• _Activity_: Where the material below has a line containing "1.74 | 44.6 |", start repeating exactly, and keep going through the line containing "-0.06 | 52.4 |", with no other lines.

• _Records supplied_:
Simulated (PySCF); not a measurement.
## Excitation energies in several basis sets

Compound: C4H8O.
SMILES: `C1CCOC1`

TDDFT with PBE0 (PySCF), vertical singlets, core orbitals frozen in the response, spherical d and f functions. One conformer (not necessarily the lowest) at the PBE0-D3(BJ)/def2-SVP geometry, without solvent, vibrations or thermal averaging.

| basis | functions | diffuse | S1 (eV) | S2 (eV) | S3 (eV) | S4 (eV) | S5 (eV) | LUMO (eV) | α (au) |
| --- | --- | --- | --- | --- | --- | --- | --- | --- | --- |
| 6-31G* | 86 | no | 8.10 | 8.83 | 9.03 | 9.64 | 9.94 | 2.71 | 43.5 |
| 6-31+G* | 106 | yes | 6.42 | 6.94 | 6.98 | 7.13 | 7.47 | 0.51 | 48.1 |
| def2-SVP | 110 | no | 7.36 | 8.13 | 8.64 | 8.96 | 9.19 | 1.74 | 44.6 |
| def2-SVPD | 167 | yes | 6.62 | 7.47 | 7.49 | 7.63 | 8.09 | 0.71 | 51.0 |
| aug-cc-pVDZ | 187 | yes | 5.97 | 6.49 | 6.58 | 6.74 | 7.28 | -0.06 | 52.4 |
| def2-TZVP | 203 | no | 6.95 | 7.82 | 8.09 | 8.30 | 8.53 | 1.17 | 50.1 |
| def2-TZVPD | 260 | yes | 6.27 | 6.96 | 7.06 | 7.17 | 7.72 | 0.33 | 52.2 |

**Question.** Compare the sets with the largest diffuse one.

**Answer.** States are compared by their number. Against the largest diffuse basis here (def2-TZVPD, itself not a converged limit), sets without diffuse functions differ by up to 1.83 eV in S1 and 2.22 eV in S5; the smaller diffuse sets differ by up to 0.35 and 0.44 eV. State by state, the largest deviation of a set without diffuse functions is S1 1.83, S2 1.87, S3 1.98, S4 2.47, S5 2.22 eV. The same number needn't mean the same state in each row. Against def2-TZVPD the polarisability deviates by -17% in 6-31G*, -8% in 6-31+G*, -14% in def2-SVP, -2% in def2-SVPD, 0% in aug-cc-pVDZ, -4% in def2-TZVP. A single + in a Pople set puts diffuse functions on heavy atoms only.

• _Written answer_:
| def2-SVP | 110 | no | 7.36 | 8.13 | 8.64 | 8.96 | 9.19 | 1.74 | 44.6 |
| def2-SVPD | 167 | yes | 6.62 | 7.47 | 7.49 | 7.63 | 8.09 | 0.71 | 51.0 |
| aug-cc-pVDZ | 187 | yes | 5.97 | 6.49 | 6.58 | 6.74 | 7.28 | -0.06 | 52.4 |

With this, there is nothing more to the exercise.